● ● ●
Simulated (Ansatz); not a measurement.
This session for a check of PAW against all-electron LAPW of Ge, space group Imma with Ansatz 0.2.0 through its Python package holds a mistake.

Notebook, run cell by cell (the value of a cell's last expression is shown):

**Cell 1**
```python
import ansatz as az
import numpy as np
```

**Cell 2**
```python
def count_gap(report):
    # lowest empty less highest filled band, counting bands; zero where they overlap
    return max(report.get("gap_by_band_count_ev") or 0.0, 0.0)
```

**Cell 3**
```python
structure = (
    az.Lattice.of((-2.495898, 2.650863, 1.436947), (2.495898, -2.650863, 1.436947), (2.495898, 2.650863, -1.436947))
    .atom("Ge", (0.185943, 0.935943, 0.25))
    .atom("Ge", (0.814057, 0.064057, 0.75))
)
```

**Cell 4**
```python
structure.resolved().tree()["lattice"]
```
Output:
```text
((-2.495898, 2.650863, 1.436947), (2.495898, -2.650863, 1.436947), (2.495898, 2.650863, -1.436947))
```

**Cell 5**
● ● ●

# Brief
In full and exactly, transcribe the material above.

# Task result
Simulated (Ansatz); not a measurement.
This session for a check of PAW against all-electron LAPW of Ge, space group Imma with Ansatz 0.2.0 through its Python package holds a mistake.

Notebook, run cell by cell (the value of a cell's last expression is shown):

**Cell 1**
```python
import ansatz as az
import numpy as np
```

**Cell 2**
```python
def count_gap(report):
    # lowest empty less highest filled band, counting bands; zero where they overlap
    return max(report.get("gap_by_band_count_ev") or 0.0, 0.0)
```

**Cell 3**
```python
structure = (
    az.Lattice.of((-2.495898, 2.650863, 1.436947), (2.495898, -2.650863, 1.436947), (2.495898, 2.650863, -1.436947))
    .atom("Ge", (0.185943, 0.935943, 0.25))
    .atom("Ge", (0.814057, 0.064057, 0.75))
)
```

**Cell 4**
```python
structure.resolved().tree()["lattice"]
```
Output:
```text
((-2.495898, 2.650863, 1.436947), (2.495898, -2.650863, 1.436947), (2.495898, 2.650863, -1.436947))
```

**Cell 5**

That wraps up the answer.